───

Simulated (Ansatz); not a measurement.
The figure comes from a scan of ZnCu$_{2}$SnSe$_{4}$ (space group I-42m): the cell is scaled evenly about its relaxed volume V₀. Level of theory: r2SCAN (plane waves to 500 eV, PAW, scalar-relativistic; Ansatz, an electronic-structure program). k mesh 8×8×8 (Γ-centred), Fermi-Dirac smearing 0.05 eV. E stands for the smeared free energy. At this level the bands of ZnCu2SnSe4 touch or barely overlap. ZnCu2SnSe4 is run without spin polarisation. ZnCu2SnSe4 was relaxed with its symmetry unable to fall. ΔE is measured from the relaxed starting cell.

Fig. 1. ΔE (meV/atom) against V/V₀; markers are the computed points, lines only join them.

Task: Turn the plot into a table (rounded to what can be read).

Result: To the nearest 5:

───

Go through the data and retype all of it exactly.

Simulated (Ansatz); not a measurement.
The figure comes from a scan of ZnCu$_{2}$SnSe$_{4}$ (space group I-42m): the cell is scaled evenly about its relaxed volume V₀. Level of theory: r2SCAN (plane waves to 500 eV, PAW, scalar-relativistic; Ansatz, an electronic-structure program). k mesh 8×8×8 (Γ-centred), Fermi-Dirac smearing 0.05 eV. E stands for the smeared free energy. At this level the bands of ZnCu2SnSe4 touch or barely overlap. ZnCu2SnSe4 is run without spin polarisation. ZnCu2SnSe4 was relaxed with its symmetry unable to fall. ΔE is measured from the relaxed starting cell.

Fig. 1. ΔE (meV/atom) against V/V₀; markers are the computed points, lines only join them.

Task: Turn the plot into a table (rounded to what can be read).

Result: To the nearest 5:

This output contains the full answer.